::: Given data :::

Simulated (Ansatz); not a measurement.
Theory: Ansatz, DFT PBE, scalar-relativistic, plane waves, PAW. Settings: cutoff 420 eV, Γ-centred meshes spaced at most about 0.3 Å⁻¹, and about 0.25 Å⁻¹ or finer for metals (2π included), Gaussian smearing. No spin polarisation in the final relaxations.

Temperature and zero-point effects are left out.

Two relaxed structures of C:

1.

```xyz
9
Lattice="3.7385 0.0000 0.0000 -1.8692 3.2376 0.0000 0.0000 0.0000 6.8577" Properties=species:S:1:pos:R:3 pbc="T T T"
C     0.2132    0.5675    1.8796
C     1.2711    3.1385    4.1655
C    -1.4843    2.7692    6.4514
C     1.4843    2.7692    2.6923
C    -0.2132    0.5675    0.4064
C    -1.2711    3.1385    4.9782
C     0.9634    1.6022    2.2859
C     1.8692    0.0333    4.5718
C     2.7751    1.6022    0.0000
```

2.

:::

▸ **Requirement**
Give back the whole listing exactly.

▸ **Worked solution**
Simulated (Ansatz); not a measurement.
Theory: Ansatz, DFT PBE, scalar-relativistic, plane waves, PAW. Settings: cutoff 420 eV, Γ-centred meshes spaced at most about 0.3 Å⁻¹, and about 0.25 Å⁻¹ or finer for metals (2π included), Gaussian smearing. No spin polarisation in the final relaxations.

Temperature and zero-point effects are left out.

Two relaxed structures of C:

1.

```xyz
9
Lattice="3.7385 0.0000 0.0000 -1.8692 3.2376 0.0000 0.0000 0.0000 6.8577" Properties=species:S:1:pos:R:3 pbc="T T T"
C     0.2132    0.5675    1.8796
C     1.2711    3.1385    4.1655
C    -1.4843    2.7692    6.4514
C     1.4843    2.7692    2.6923
C    -0.2132    0.5675    0.4064
C    -1.2711    3.1385    4.9782
C     0.9634    1.6022    2.2859
C     1.8692    0.0333    4.5718
C     2.7751    1.6022    0.0000
```

2.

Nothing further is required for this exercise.